Entries supplied
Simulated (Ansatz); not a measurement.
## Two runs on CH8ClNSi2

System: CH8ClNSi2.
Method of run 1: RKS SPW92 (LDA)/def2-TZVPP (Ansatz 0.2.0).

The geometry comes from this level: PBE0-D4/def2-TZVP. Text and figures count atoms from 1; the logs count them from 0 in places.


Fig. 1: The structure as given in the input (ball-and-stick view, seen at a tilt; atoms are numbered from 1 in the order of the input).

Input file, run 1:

Exercise
Only the lines from the first one of the listing up to and including the line where "Fig. 1: The" appears are wanted, reproduced exactly.

Solution
Simulated (Ansatz); not a measurement.
## Two runs on CH8ClNSi2

System: CH8ClNSi2.
Method of run 1: RKS SPW92 (LDA)/def2-TZVPP (Ansatz 0.2.0).

The geometry comes from this level: PBE0-D4/def2-TZVP. Text and figures count atoms from 1; the logs count them from 0 in places.


Fig. 1: The structure as given in the input (ball-and-stick view, seen at a tilt; atoms are numbered from 1 in the order of the input).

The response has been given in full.